Record excerpts: Begin
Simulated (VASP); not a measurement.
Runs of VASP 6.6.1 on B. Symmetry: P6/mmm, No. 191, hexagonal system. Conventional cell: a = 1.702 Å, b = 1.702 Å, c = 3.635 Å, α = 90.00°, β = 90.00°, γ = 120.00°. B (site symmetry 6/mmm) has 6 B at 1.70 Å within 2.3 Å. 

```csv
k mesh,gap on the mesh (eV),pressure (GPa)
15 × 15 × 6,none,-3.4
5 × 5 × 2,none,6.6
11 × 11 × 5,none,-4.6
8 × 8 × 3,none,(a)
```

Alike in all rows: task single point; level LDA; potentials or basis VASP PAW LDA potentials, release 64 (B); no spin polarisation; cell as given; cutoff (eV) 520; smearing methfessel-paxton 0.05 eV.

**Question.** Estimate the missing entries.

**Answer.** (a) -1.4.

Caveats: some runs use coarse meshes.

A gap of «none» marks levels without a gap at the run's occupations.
Record excerpts: End

Work item
Give back the complete data, each line unchanged.

Solution
Simulated (VASP); not a measurement.
Runs of VASP 6.6.1 on B. Symmetry: P6/mmm, No. 191, hexagonal system. Conventional cell: a = 1.702 Å, b = 1.702 Å, c = 3.635 Å, α = 90.00°, β = 90.00°, γ = 120.00°. B (site symmetry 6/mmm) has 6 B at 1.70 Å within 2.3 Å. 

```csv
k mesh,gap on the mesh (eV),pressure (GPa)
15 × 15 × 6,none,-3.4
5 × 5 × 2,none,6.6
11 × 11 × 5,none,-4.6
8 × 8 × 3,none,(a)
```

Alike in all rows: task single point; level LDA; potentials or basis VASP PAW LDA potentials, release 64 (B); no spin polarisation; cell as given; cutoff (eV) 520; smearing methfessel-paxton 0.05 eV.

**Question.** Estimate the missing entries.

**Answer.** (a) -1.4.

Caveats: some runs use coarse meshes.

A gap of «none» marks levels without a gap at the run's occupations.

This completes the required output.